» Requirement
What you return should match the records below exactly.

» Information shown
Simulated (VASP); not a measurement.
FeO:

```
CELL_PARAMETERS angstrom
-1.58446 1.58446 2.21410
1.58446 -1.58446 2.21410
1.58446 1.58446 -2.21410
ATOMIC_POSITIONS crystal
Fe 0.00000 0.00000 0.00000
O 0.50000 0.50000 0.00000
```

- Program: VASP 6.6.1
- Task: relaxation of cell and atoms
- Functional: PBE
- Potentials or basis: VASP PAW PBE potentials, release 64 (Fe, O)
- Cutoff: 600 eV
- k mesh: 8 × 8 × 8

» Answer box
Simulated (VASP); not a measurement.
FeO:

```
CELL_PARAMETERS angstrom
-1.58446 1.58446 2.21410
1.58446 -1.58446 2.21410
1.58446 1.58446 -2.21410
ATOMIC_POSITIONS crystal
Fe 0.00000 0.00000 0.00000
O 0.50000 0.50000 0.00000
```

- Program: VASP 6.6.1
- Task: relaxation of cell and atoms
- Functional: PBE
- Potentials or basis: VASP PAW PBE potentials, release 64 (Fe, O)
- Cutoff: 600 eV
- k mesh: 8 × 8 × 8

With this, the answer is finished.